=== ACTIVITY ===
Your reply should consist of the listing, copied exactly.

** Opening EXTRACTED MATERIAL block **

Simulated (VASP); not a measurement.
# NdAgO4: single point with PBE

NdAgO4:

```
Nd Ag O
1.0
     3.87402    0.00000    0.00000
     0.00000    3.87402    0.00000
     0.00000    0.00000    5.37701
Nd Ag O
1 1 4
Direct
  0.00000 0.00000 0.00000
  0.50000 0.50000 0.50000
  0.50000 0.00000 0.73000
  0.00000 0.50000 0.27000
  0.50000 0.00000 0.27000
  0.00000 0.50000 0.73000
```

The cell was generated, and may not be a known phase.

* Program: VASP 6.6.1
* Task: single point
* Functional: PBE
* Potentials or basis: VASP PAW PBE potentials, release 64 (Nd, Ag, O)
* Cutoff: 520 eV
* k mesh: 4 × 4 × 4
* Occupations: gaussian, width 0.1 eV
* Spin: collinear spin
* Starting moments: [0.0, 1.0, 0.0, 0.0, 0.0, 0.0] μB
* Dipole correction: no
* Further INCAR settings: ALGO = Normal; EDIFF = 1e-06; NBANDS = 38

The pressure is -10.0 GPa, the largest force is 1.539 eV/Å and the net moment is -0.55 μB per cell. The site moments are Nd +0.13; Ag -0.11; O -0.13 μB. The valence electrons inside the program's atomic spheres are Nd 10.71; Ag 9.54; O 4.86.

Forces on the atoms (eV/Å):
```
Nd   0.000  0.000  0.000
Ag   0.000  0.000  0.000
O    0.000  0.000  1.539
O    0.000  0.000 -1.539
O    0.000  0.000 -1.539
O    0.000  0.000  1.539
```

** Closing EXTRACTED MATERIAL block **

=== EXPECTED ANSWER ===
Simulated (VASP); not a measurement.
# NdAgO4: single point with PBE

NdAgO4:

```
Nd Ag O
1.0
     3.87402    0.00000    0.00000
     0.00000    3.87402    0.00000
     0.00000    0.00000    5.37701
Nd Ag O
1 1 4
Direct
  0.00000 0.00000 0.00000
  0.50000 0.50000 0.50000
  0.50000 0.00000 0.73000
  0.00000 0.50000 0.27000
  0.50000 0.00000 0.27000
  0.00000 0.50000 0.73000
```

The cell was generated, and may not be a known phase.

* Program: VASP 6.6.1
* Task: single point
* Functional: PBE
* Potentials or basis: VASP PAW PBE potentials, release 64 (Nd, Ag, O)
* Cutoff: 520 eV
* k mesh: 4 × 4 × 4
* Occupations: gaussian, width 0.1 eV
* Spin: collinear spin
* Starting moments: [0.0, 1.0, 0.0, 0.0, 0.0, 0.0] μB
* Dipole correction: no
* Further INCAR settings: ALGO = Normal; EDIFF = 1e-06; NBANDS = 38

The pressure is -10.0 GPa, the largest force is 1.539 eV/Å and the net moment is -0.55 μB per cell. The site moments are Nd +0.13; Ag -0.11; O -0.13 μB. The valence electrons inside the program's atomic spheres are Nd 10.71; Ag 9.54; O 4.86.

Forces on the atoms (eV/Å):
```
Nd   0.000  0.000  0.000
Ag   0.000  0.000  0.000
O    0.000  0.000  1.539
O    0.000  0.000 -1.539
O    0.000  0.000 -1.539
O    0.000  0.000  1.539
```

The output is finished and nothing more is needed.